■ ASSIGNMENT:
Take the data below and repeat it exactly.

■ EXCERPTED RECORDS:
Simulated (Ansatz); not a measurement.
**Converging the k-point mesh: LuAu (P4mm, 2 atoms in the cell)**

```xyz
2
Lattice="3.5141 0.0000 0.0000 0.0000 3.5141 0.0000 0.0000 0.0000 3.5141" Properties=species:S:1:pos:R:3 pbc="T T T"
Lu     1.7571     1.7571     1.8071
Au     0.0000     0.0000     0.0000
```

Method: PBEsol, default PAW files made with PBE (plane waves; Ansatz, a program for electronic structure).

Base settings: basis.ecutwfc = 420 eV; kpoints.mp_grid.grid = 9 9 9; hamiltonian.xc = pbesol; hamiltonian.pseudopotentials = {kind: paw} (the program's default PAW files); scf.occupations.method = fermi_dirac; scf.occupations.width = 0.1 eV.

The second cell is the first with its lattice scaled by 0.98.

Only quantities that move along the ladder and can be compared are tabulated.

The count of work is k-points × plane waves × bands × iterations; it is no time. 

■ TASK RESPONSE:
Simulated (Ansatz); not a measurement.
**Converging the k-point mesh: LuAu (P4mm, 2 atoms in the cell)**

```xyz
2
Lattice="3.5141 0.0000 0.0000 0.0000 3.5141 0.0000 0.0000 0.0000 3.5141" Properties=species:S:1:pos:R:3 pbc="T T T"
Lu     1.7571     1.7571     1.8071
Au     0.0000     0.0000     0.0000
```

Method: PBEsol, default PAW files made with PBE (plane waves; Ansatz, a program for electronic structure).

Base settings: basis.ecutwfc = 420 eV; kpoints.mp_grid.grid = 9 9 9; hamiltonian.xc = pbesol; hamiltonian.pseudopotentials = {kind: paw} (the program's default PAW files); scf.occupations.method = fermi_dirac; scf.occupations.width = 0.1 eV.

The second cell is the first with its lattice scaled by 0.98.

Only quantities that move along the ladder and can be compared are tabulated.

The count of work is k-points × plane waves × bands × iterations; it is no time. 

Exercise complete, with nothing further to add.